Work order >> Within the data that follows, set down exactly the lines from the one containing "Input: 1 mol" through the one containing "Figure. Equilibrium gas", both ends included.

════════════════

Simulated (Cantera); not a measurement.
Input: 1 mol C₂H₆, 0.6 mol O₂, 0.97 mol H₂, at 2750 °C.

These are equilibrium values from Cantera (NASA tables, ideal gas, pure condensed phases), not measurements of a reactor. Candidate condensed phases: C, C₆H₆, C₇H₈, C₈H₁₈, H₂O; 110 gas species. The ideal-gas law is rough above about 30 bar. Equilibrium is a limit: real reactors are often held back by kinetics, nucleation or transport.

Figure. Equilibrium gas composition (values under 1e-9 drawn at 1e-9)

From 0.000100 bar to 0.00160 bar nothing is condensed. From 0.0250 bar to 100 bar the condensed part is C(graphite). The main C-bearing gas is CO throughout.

════════════════

Exercise solution >>
Input: 1 mol C₂H₆, 0.6 mol O₂, 0.97 mol H₂, at 2750 °C.

These are equilibrium values from Cantera (NASA tables, ideal gas, pure condensed phases), not measurements of a reactor. Candidate condensed phases: C, C₆H₆, C₇H₈, C₈H₁₈, H₂O; 110 gas species. The ideal-gas law is rough above about 30 bar. Equilibrium is a limit: real reactors are often held back by kinetics, nucleation or transport.

Figure. Equilibrium gas composition (values under 1e-9 drawn at 1e-9)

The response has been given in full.